--- Task item ---
Everything in the data below should be restated word for word.

--- Supplied entries ---
>>>>>

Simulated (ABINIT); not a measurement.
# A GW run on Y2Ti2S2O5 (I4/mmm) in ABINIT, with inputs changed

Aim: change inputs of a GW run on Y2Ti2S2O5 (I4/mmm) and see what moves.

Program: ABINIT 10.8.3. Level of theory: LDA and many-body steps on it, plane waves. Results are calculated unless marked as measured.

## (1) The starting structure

<<<<<

--- Response box ---
Simulated (ABINIT); not a measurement.
# A GW run on Y2Ti2S2O5 (I4/mmm) in ABINIT, with inputs changed

Aim: change inputs of a GW run on Y2Ti2S2O5 (I4/mmm) and see what moves.

Program: ABINIT 10.8.3. Level of theory: LDA and many-body steps on it, plane waves. Results are calculated unless marked as measured.

## (1) The starting structure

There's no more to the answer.